WORK TASK:
Take the records below and retype them line by line, from the first line through the one containing "Estimate the wall time of this run."; stop there.

SOURCE INFORMATION:
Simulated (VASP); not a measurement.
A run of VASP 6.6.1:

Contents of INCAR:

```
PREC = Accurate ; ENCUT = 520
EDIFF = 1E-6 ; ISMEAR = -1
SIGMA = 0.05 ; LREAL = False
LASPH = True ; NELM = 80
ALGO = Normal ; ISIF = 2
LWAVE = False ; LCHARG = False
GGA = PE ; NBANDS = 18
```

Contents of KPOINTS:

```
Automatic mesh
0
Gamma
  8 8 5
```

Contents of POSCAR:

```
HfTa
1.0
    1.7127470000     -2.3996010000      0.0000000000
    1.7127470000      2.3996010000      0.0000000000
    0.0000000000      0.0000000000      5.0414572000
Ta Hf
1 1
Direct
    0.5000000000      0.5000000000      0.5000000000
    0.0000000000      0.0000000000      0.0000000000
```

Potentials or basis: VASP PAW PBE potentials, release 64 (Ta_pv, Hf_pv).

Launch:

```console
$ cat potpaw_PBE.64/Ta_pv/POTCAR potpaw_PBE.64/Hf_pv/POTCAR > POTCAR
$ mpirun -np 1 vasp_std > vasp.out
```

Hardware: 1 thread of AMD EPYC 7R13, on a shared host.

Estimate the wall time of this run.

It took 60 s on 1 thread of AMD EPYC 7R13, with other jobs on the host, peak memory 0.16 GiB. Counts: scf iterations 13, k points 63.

EXERCISE RESPONSE:
Simulated (VASP); not a measurement.
A run of VASP 6.6.1:

Contents of INCAR:

```
PREC = Accurate ; ENCUT = 520
EDIFF = 1E-6 ; ISMEAR = -1
SIGMA = 0.05 ; LREAL = False
LASPH = True ; NELM = 80
ALGO = Normal ; ISIF = 2
LWAVE = False ; LCHARG = False
GGA = PE ; NBANDS = 18
```

Contents of KPOINTS:

```
Automatic mesh
0
Gamma
  8 8 5
```

Contents of POSCAR:

```
HfTa
1.0
    1.7127470000     -2.3996010000      0.0000000000
    1.7127470000      2.3996010000      0.0000000000
    0.0000000000      0.0000000000      5.0414572000
Ta Hf
1 1
Direct
    0.5000000000      0.5000000000      0.5000000000
    0.0000000000      0.0000000000      0.0000000000
```

Potentials or basis: VASP PAW PBE potentials, release 64 (Ta_pv, Hf_pv).

Launch:

```console
$ cat potpaw_PBE.64/Ta_pv/POTCAR potpaw_PBE.64/Hf_pv/POTCAR > POTCAR
$ mpirun -np 1 vasp_std > vasp.out
```

Hardware: 1 thread of AMD EPYC 7R13, on a shared host.

Estimate the wall time of this run.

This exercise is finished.